Requirement =>
Write out, unaltered, each line from the top of the records below down to the line where "Pressure: 0.5 GPa" appears, that line included.

Excerpted records =>
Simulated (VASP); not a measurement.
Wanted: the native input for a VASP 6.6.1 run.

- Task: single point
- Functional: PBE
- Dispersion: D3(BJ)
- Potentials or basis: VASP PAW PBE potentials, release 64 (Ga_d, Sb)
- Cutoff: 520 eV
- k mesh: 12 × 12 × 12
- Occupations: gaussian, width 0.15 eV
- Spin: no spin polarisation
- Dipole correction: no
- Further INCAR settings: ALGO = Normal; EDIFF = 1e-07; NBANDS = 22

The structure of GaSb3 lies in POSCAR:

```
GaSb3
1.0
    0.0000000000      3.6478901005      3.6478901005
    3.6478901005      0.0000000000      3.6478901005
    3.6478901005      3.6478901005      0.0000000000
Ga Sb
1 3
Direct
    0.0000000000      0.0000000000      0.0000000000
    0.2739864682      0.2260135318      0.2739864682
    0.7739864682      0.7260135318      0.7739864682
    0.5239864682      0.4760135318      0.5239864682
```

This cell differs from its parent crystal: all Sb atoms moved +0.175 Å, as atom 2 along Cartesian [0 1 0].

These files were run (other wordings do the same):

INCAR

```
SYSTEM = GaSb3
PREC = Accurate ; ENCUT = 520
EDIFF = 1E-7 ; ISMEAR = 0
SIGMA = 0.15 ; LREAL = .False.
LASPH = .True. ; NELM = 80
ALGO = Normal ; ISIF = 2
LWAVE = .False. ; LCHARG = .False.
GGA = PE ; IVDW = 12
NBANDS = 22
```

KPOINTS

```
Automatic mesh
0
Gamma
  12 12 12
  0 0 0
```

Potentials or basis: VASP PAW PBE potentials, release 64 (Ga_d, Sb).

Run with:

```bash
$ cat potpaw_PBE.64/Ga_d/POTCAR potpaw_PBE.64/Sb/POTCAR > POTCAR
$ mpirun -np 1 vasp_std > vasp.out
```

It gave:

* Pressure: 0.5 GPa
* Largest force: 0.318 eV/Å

Exercise output =>
Simulated (VASP); not a measurement.
Wanted: the native input for a VASP 6.6.1 run.

- Task: single point
- Functional: PBE
- Dispersion: D3(BJ)
- Potentials or basis: VASP PAW PBE potentials, release 64 (Ga_d, Sb)
- Cutoff: 520 eV
- k mesh: 12 × 12 × 12
- Occupations: gaussian, width 0.15 eV
- Spin: no spin polarisation
- Dipole correction: no
- Further INCAR settings: ALGO = Normal; EDIFF = 1e-07; NBANDS = 22

The structure of GaSb3 lies in POSCAR:

```
GaSb3
1.0
    0.0000000000      3.6478901005      3.6478901005
    3.6478901005      0.0000000000      3.6478901005
    3.6478901005      3.6478901005      0.0000000000
Ga Sb
1 3
Direct
    0.0000000000      0.0000000000      0.0000000000
    0.2739864682      0.2260135318      0.2739864682
    0.7739864682      0.7260135318      0.7739864682
    0.5239864682      0.4760135318      0.5239864682
```

This cell differs from its parent crystal: all Sb atoms moved +0.175 Å, as atom 2 along Cartesian [0 1 0].

These files were run (other wordings do the same):

INCAR

```
SYSTEM = GaSb3
PREC = Accurate ; ENCUT = 520
EDIFF = 1E-7 ; ISMEAR = 0
SIGMA = 0.15 ; LREAL = .False.
LASPH = .True. ; NELM = 80
ALGO = Normal ; ISIF = 2
LWAVE = .False. ; LCHARG = .False.
GGA = PE ; IVDW = 12
NBANDS = 22
```

KPOINTS

```
Automatic mesh
0
Gamma
  12 12 12
  0 0 0
```

Potentials or basis: VASP PAW PBE potentials, release 64 (Ga_d, Sb).

Run with:

```bash
$ cat potpaw_PBE.64/Ga_d/POTCAR potpaw_PBE.64/Sb/POTCAR > POTCAR
$ mpirun -np 1 vasp_std > vasp.out
```

It gave:

* Pressure: 0.5 GPa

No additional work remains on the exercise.